- [Source material]
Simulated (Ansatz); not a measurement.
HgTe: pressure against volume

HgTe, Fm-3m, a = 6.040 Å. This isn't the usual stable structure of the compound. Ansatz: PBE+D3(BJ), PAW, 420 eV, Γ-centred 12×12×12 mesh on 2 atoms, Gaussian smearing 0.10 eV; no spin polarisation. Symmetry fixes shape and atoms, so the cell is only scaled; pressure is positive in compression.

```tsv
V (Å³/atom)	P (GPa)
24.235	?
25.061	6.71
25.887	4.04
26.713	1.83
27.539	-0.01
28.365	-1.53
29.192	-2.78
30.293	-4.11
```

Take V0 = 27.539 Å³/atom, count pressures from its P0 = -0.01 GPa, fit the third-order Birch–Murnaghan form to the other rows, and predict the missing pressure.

- [Work request] Retype the whole listing above, line for line and exactly.

- [Written solution]
Simulated (Ansatz); not a measurement.
HgTe: pressure against volume

HgTe, Fm-3m, a = 6.040 Å. This isn't the usual stable structure of the compound. Ansatz: PBE+D3(BJ), PAW, 420 eV, Γ-centred 12×12×12 mesh on 2 atoms, Gaussian smearing 0.10 eV; no spin polarisation. Symmetry fixes shape and atoms, so the cell is only scaled; pressure is positive in compression.

```tsv
V (Å³/atom)	P (GPa)
24.235	?
25.061	6.71
25.887	4.04
26.713	1.83
27.539	-0.01
28.365	-1.53
29.192	-2.78
30.293	-4.11
```

Take V0 = 27.539 Å³/atom, count pressures from its P0 = -0.01 GPa, fit the third-order Birch–Murnaghan form to the other rows, and predict the missing pressure.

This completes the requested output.